### MATERIAL SUPPLIED

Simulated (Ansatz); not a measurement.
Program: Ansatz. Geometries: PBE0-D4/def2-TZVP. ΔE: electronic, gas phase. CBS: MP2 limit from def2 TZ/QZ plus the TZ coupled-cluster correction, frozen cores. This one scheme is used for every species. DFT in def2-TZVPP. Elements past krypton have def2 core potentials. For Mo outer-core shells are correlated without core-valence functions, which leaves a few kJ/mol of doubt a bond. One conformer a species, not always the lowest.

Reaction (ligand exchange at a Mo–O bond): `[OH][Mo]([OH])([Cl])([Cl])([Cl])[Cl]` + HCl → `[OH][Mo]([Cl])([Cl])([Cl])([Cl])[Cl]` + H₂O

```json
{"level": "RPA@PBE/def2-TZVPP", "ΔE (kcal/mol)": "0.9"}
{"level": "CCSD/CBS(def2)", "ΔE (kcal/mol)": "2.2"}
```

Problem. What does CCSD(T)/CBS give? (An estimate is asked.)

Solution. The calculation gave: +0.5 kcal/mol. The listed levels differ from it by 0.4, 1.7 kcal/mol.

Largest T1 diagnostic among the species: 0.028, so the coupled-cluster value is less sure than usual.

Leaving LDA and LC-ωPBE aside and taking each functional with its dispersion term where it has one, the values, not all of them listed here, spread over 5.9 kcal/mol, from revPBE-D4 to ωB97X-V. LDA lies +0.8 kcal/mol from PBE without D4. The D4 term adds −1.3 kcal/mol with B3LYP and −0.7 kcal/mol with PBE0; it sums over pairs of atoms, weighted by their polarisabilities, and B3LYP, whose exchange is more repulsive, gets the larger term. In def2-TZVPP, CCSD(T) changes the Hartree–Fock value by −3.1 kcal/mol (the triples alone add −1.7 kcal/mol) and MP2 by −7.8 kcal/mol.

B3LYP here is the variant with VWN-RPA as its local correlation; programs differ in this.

######

# WORK REQUEST
Send back an exact copy of only the lines from the line with "Largest T1 diagnostic" up to and including the line with "Leaving LDA and" in the data above.

# WRITTEN SOLUTION
Largest T1 diagnostic among the species: 0.028, so the coupled-cluster value is less sure than usual.

Leaving LDA and LC-ωPBE aside and taking each functional with its dispersion term where it has one, the values, not all of them listed here, spread over 5.9 kcal/mol, from revPBE-D4 to ωB97X-V. LDA lies +0.8 kcal/mol from PBE without D4. The D4 term adds −1.3 kcal/mol with B3LYP and −0.7 kcal/mol with PBE0; it sums over pairs of atoms, weighted by their polarisabilities, and B3LYP, whose exchange is more repulsive, gets the larger term. In def2-TZVPP, CCSD(T) changes the Hartree–Fock value by −3.1 kcal/mol (the triples alone add −1.7 kcal/mol) and MP2 by −7.8 kcal/mol.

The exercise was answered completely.